REQUIRED ACTION:
Write out again only the lines that run from the start of the entries to the line containing "Answer: Least squares", both included.

....

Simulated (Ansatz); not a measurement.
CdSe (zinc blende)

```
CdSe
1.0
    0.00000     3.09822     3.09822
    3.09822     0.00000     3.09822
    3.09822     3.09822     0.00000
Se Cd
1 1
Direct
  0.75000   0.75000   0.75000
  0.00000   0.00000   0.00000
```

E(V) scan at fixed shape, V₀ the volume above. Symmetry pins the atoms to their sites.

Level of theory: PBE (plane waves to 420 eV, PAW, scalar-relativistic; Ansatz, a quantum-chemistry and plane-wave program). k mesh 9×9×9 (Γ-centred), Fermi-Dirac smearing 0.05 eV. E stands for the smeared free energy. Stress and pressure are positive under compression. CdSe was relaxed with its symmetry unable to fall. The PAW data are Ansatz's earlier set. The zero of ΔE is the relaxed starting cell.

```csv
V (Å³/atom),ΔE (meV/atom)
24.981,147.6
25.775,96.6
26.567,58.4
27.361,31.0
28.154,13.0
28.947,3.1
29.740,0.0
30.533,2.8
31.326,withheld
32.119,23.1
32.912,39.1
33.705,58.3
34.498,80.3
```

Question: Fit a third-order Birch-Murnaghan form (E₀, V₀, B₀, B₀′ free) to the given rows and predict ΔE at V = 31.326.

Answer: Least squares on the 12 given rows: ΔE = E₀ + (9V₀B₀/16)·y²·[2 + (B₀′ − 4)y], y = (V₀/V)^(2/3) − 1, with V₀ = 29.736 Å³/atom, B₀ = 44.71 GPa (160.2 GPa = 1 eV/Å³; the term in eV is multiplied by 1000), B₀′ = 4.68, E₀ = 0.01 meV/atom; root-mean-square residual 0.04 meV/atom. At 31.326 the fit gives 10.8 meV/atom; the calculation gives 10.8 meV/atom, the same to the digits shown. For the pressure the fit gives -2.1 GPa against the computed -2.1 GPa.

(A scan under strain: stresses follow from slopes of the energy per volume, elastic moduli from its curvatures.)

....

YOUR SOLUTION:
Simulated (Ansatz); not a measurement.
CdSe (zinc blende)

```
CdSe
1.0
    0.00000     3.09822     3.09822
    3.09822     0.00000     3.09822
    3.09822     3.09822     0.00000
Se Cd
1 1
Direct
  0.75000   0.75000   0.75000
  0.00000   0.00000   0.00000
```

E(V) scan at fixed shape, V₀ the volume above. Symmetry pins the atoms to their sites.

Level of theory: PBE (plane waves to 420 eV, PAW, scalar-relativistic; Ansatz, a quantum-chemistry and plane-wave program). k mesh 9×9×9 (Γ-centred), Fermi-Dirac smearing 0.05 eV. E stands for the smeared free energy. Stress and pressure are positive under compression. CdSe was relaxed with its symmetry unable to fall. The PAW data are Ansatz's earlier set. The zero of ΔE is the relaxed starting cell.

```csv
V (Å³/atom),ΔE (meV/atom)
24.981,147.6
25.775,96.6
26.567,58.4
27.361,31.0
28.154,13.0
28.947,3.1
29.740,0.0
30.533,2.8
31.326,withheld
32.119,23.1
32.912,39.1
33.705,58.3
34.498,80.3
```

Question: Fit a third-order Birch-Murnaghan form (E₀, V₀, B₀, B₀′ free) to the given rows and predict ΔE at V = 31.326.

Answer: Least squares on the 12 given rows: ΔE = E₀ + (9V₀B₀/16)·y²·[2 + (B₀′ − 4)y], y = (V₀/V)^(2/3) − 1, with V₀ = 29.736 Å³/atom, B₀ = 44.71 GPa (160.2 GPa = 1 eV/Å³; the term in eV is multiplied by 1000), B₀′ = 4.68, E₀ = 0.01 meV/atom; root-mean-square residual 0.04 meV/atom. At 31.326 the fit gives 10.8 meV/atom; the calculation gives 10.8 meV/atom, the same to the digits shown. For the pressure the fit gives -2.1 GPa against the computed -2.1 GPa.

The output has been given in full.